● **DATASET EXTRACT**:
# # # #

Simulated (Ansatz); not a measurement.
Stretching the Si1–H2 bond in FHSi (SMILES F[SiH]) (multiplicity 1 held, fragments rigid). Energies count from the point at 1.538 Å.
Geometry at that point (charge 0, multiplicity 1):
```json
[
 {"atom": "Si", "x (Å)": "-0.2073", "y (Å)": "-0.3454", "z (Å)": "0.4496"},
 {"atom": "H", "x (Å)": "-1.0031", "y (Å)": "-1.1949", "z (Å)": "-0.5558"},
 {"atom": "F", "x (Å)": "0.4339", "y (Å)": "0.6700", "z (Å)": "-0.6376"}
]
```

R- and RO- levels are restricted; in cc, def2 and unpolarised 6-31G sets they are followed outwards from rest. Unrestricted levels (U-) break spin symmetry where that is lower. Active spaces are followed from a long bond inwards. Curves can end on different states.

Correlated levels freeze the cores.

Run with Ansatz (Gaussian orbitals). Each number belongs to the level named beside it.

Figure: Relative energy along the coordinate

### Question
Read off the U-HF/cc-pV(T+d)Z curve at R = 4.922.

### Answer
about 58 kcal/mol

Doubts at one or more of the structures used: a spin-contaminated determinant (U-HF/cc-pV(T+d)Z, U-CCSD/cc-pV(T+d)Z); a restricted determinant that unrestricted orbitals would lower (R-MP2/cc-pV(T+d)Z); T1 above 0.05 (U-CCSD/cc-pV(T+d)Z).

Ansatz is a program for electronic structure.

# # # #

● **WORK REQUEST**:
Take the first line of the material above as the start and the line that contains "Doubts at one" as the end. Output only that span, every line exactly as it stands.

● **WRITTEN REPLY**:
Simulated (Ansatz); not a measurement.
Stretching the Si1–H2 bond in FHSi (SMILES F[SiH]) (multiplicity 1 held, fragments rigid). Energies count from the point at 1.538 Å.
Geometry at that point (charge 0, multiplicity 1):
```json
[
 {"atom": "Si", "x (Å)": "-0.2073", "y (Å)": "-0.3454", "z (Å)": "0.4496"},
 {"atom": "H", "x (Å)": "-1.0031", "y (Å)": "-1.1949", "z (Å)": "-0.5558"},
 {"atom": "F", "x (Å)": "0.4339", "y (Å)": "0.6700", "z (Å)": "-0.6376"}
]
```

R- and RO- levels are restricted; in cc, def2 and unpolarised 6-31G sets they are followed outwards from rest. Unrestricted levels (U-) break spin symmetry where that is lower. Active spaces are followed from a long bond inwards. Curves can end on different states.

Correlated levels freeze the cores.

Run with Ansatz (Gaussian orbitals). Each number belongs to the level named beside it.

Figure: Relative energy along the coordinate

### Question
Read off the U-HF/cc-pV(T+d)Z curve at R = 4.922.

### Answer
about 58 kcal/mol

Doubts at one or more of the structures used: a spin-contaminated determinant (U-HF/cc-pV(T+d)Z, U-CCSD/cc-pV(T+d)Z); a restricted determinant that unrestricted orbitals would lower (R-MP2/cc-pV(T+d)Z); T1 above 0.05 (U-CCSD/cc-pV(T+d)Z).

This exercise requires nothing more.